**Work item:** Reproduce word for word the lines between those holding "Leading natural transition" and "### Where does", inclusive, and nothing else from the data below.

**Given entries:**
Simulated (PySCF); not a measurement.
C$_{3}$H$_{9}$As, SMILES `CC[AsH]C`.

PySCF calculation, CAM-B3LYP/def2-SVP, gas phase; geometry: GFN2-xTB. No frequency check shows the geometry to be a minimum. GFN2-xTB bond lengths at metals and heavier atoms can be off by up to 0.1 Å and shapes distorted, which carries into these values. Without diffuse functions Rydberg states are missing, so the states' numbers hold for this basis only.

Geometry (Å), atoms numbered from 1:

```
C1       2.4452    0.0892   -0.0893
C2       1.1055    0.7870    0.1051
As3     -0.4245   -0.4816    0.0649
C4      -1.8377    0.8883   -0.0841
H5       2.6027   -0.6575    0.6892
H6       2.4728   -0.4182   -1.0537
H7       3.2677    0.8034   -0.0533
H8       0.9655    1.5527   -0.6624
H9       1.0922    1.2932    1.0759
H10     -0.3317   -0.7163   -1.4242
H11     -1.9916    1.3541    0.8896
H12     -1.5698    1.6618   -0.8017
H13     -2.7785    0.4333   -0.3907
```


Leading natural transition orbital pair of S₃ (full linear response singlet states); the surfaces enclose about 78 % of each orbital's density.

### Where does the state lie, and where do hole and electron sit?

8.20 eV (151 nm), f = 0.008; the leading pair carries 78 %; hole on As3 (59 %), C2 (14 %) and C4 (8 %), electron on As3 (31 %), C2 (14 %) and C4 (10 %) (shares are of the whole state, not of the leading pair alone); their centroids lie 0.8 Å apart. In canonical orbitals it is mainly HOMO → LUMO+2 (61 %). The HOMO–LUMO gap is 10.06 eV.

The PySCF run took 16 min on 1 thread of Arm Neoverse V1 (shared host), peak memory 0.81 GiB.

**Task response:**
Leading natural transition orbital pair of S₃ (full linear response singlet states); the surfaces enclose about 78 % of each orbital's density.

### Where does the state lie, and where do hole and electron sit?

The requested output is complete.